● **WORK INSTRUCTION**: From the entries below, copy exactly the lines from the one that contains "Coordinates optimised at" through the one that contains "Charge 0, spin multiplicity 1.", both included, and only those.

● **DATASET**:
= Beginning of Section =
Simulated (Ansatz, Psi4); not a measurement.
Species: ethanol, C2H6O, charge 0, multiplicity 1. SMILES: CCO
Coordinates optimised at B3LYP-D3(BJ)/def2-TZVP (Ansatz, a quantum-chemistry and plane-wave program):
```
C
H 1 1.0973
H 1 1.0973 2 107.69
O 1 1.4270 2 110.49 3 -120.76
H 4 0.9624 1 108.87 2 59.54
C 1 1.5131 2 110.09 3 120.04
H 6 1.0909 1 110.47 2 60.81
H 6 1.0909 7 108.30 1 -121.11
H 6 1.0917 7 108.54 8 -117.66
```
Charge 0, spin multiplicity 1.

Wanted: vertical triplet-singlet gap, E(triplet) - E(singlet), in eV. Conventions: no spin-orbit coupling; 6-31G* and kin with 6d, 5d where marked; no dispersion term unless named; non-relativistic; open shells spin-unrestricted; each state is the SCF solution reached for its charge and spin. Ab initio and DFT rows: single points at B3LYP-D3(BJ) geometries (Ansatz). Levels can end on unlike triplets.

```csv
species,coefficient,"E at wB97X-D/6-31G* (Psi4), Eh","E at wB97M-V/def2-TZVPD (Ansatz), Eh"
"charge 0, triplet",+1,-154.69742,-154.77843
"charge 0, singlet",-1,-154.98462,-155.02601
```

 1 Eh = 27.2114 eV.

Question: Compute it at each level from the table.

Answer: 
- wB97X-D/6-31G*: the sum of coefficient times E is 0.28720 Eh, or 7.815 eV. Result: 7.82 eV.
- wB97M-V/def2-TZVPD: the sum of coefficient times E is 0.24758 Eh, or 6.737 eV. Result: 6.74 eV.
= End of Section =

● **RESPONSE AREA**:
Coordinates optimised at B3LYP-D3(BJ)/def2-TZVP (Ansatz, a quantum-chemistry and plane-wave program):
```
C
H 1 1.0973
H 1 1.0973 2 107.69
O 1 1.4270 2 110.49 3 -120.76
H 4 0.9624 1 108.87 2 59.54
C 1 1.5131 2 110.09 3 120.04
H 6 1.0909 1 110.47 2 60.81
H 6 1.0909 7 108.30 1 -121.11
H 6 1.0917 7 108.54 8 -117.66
```
Charge 0, spin multiplicity 1.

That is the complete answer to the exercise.